> [Activity]: Quote every line from the top of the listing down to and including the line that contains "Solution. C.".

-------- Dataset records
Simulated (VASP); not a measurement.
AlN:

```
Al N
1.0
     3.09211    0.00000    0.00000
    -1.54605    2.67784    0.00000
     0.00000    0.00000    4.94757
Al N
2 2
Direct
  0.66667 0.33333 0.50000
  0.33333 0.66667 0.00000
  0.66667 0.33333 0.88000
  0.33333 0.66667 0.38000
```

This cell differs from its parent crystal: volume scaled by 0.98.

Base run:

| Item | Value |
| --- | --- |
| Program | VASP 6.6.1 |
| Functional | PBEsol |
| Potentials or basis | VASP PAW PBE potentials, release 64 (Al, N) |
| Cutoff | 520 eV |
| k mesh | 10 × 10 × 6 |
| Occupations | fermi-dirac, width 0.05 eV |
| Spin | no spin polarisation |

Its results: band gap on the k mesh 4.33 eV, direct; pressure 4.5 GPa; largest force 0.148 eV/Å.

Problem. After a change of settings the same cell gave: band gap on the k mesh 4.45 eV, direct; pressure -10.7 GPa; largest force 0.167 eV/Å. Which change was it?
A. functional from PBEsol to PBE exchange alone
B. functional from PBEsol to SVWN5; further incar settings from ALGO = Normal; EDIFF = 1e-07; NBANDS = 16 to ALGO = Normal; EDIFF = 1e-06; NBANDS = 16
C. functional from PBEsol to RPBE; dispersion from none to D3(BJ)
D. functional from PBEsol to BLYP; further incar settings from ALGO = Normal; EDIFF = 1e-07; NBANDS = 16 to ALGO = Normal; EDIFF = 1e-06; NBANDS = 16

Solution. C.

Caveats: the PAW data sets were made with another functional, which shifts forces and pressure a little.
----------------

> [Solution]:
Simulated (VASP); not a measurement.
AlN:

```
Al N
1.0
     3.09211    0.00000    0.00000
    -1.54605    2.67784    0.00000
     0.00000    0.00000    4.94757
Al N
2 2
Direct
  0.66667 0.33333 0.50000
  0.33333 0.66667 0.00000
  0.66667 0.33333 0.88000
  0.33333 0.66667 0.38000
```

This cell differs from its parent crystal: volume scaled by 0.98.

Base run:

| Item | Value |
| --- | --- |
| Program | VASP 6.6.1 |
| Functional | PBEsol |
| Potentials or basis | VASP PAW PBE potentials, release 64 (Al, N) |
| Cutoff | 520 eV |
| k mesh | 10 × 10 × 6 |
| Occupations | fermi-dirac, width 0.05 eV |
| Spin | no spin polarisation |

Its results: band gap on the k mesh 4.33 eV, direct; pressure 4.5 GPa; largest force 0.148 eV/Å.

Problem. After a change of settings the same cell gave: band gap on the k mesh 4.45 eV, direct; pressure -10.7 GPa; largest force 0.167 eV/Å. Which change was it?
A. functional from PBEsol to PBE exchange alone
B. functional from PBEsol to SVWN5; further incar settings from ALGO = Normal; EDIFF = 1e-07; NBANDS = 16 to ALGO = Normal; EDIFF = 1e-06; NBANDS = 16
C. functional from PBEsol to RPBE; dispersion from none to D3(BJ)
D. functional from PBEsol to BLYP; further incar settings from ALGO = Normal; EDIFF = 1e-07; NBANDS = 16 to ALGO = Normal; EDIFF = 1e-06; NBANDS = 16

Solution. C.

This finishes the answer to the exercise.